*** EXERCISE DATA

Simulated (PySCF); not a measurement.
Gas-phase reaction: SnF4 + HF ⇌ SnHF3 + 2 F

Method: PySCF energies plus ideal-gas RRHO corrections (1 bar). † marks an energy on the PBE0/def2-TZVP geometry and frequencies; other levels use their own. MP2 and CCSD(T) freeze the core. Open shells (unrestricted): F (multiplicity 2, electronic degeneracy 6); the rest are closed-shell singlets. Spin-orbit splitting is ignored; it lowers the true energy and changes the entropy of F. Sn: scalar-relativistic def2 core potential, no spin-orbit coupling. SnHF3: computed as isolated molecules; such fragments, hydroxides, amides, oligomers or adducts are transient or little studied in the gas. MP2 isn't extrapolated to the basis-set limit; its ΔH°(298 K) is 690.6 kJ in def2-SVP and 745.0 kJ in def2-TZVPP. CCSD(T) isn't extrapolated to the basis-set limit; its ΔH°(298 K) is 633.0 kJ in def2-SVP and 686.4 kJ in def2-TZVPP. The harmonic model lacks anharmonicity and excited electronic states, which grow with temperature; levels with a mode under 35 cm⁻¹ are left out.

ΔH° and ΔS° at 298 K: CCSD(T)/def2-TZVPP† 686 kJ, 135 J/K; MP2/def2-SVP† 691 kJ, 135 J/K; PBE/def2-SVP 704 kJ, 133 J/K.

******

# EXERCISE
Repeat the material word for word.

# WRITTEN REPLY
Simulated (PySCF); not a measurement.
Gas-phase reaction: SnF4 + HF ⇌ SnHF3 + 2 F

Method: PySCF energies plus ideal-gas RRHO corrections (1 bar). † marks an energy on the PBE0/def2-TZVP geometry and frequencies; other levels use their own. MP2 and CCSD(T) freeze the core. Open shells (unrestricted): F (multiplicity 2, electronic degeneracy 6); the rest are closed-shell singlets. Spin-orbit splitting is ignored; it lowers the true energy and changes the entropy of F. Sn: scalar-relativistic def2 core potential, no spin-orbit coupling. SnHF3: computed as isolated molecules; such fragments, hydroxides, amides, oligomers or adducts are transient or little studied in the gas. MP2 isn't extrapolated to the basis-set limit; its ΔH°(298 K) is 690.6 kJ in def2-SVP and 745.0 kJ in def2-TZVPP. CCSD(T) isn't extrapolated to the basis-set limit; its ΔH°(298 K) is 633.0 kJ in def2-SVP and 686.4 kJ in def2-TZVPP. The harmonic model lacks anharmonicity and excited electronic states, which grow with temperature; levels with a mode under 35 cm⁻¹ are left out.

ΔH° and ΔS° at 298 K: CCSD(T)/def2-TZVPP† 686 kJ, 135 J/K; MP2/def2-SVP† 691 kJ, 135 J/K; PBE/def2-SVP 704 kJ, 133 J/K.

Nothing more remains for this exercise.